#### Record extracts
--------------------

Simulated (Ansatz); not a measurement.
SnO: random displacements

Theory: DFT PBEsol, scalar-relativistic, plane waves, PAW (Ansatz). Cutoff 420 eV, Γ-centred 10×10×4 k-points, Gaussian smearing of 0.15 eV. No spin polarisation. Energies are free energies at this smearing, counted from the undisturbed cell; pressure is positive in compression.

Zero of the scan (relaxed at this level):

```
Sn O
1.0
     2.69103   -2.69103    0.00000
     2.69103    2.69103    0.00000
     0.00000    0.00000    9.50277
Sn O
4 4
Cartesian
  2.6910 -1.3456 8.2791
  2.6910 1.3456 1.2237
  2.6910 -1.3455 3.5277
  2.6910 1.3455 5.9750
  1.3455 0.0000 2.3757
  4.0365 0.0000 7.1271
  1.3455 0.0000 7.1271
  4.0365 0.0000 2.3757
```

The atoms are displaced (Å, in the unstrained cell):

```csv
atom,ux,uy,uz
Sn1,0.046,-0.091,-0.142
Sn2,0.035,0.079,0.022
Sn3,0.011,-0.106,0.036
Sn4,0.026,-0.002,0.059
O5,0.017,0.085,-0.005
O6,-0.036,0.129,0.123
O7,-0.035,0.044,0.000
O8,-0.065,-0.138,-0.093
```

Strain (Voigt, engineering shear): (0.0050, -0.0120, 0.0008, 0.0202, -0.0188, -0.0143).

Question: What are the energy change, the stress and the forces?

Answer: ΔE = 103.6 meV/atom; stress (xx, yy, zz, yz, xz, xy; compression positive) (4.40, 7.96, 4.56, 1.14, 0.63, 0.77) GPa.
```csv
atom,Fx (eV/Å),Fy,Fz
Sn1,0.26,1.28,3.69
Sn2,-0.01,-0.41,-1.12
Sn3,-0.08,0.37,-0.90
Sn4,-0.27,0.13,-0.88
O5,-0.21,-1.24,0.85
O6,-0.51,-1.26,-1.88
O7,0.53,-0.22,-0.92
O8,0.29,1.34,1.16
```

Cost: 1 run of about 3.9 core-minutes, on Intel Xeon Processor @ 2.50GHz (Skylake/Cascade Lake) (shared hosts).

--------------------

#### Brief
Only the lines above from the one with "SnO: random displacements" up to and including the one with "Zero of the" should be repeated, exactly as written.

#### Reply
SnO: random displacements

Theory: DFT PBEsol, scalar-relativistic, plane waves, PAW (Ansatz). Cutoff 420 eV, Γ-centred 10×10×4 k-points, Gaussian smearing of 0.15 eV. No spin polarisation. Energies are free energies at this smearing, counted from the undisturbed cell; pressure is positive in compression.

Zero of the scan (relaxed at this level):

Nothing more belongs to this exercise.